## Work request
Would you restate word for word the lines of the listing, beginning at the first and ending with the line that holds "spin polarisation |"?

## Data supplied
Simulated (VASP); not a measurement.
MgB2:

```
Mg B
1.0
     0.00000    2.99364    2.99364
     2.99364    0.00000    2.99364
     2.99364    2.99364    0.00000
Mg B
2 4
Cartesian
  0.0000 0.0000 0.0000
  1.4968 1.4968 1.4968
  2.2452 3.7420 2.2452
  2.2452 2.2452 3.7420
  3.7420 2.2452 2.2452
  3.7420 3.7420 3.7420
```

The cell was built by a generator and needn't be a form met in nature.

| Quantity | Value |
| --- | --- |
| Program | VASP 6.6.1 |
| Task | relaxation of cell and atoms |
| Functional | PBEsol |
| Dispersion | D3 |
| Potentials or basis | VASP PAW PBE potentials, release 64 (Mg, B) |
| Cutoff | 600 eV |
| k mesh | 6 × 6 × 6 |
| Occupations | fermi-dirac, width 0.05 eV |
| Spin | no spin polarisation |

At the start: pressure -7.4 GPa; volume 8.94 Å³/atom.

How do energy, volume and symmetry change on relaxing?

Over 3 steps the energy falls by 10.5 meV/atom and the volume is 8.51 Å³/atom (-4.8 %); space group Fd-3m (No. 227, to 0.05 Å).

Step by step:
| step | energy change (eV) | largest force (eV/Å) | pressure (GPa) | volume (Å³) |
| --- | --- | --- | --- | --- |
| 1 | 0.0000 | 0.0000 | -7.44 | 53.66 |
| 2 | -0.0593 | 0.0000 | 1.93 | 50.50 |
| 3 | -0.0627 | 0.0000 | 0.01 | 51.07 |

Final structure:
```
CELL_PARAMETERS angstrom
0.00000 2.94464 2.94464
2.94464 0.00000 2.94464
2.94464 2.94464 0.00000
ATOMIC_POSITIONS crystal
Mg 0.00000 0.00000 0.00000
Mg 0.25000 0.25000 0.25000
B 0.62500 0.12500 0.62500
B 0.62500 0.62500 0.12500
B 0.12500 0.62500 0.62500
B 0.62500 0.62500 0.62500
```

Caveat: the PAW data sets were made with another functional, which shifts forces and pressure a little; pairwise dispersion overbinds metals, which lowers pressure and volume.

## Expected answer
Simulated (VASP); not a measurement.
MgB2:

```
Mg B
1.0
     0.00000    2.99364    2.99364
     2.99364    0.00000    2.99364
     2.99364    2.99364    0.00000
Mg B
2 4
Cartesian
  0.0000 0.0000 0.0000
  1.4968 1.4968 1.4968
  2.2452 3.7420 2.2452
  2.2452 2.2452 3.7420
  3.7420 2.2452 2.2452
  3.7420 3.7420 3.7420
```

The cell was built by a generator and needn't be a form met in nature.

| Quantity | Value |
| --- | --- |
| Program | VASP 6.6.1 |
| Task | relaxation of cell and atoms |
| Functional | PBEsol |
| Dispersion | D3 |
| Potentials or basis | VASP PAW PBE potentials, release 64 (Mg, B) |
| Cutoff | 600 eV |
| k mesh | 6 × 6 × 6 |
| Occupations | fermi-dirac, width 0.05 eV |
| Spin | no spin polarisation |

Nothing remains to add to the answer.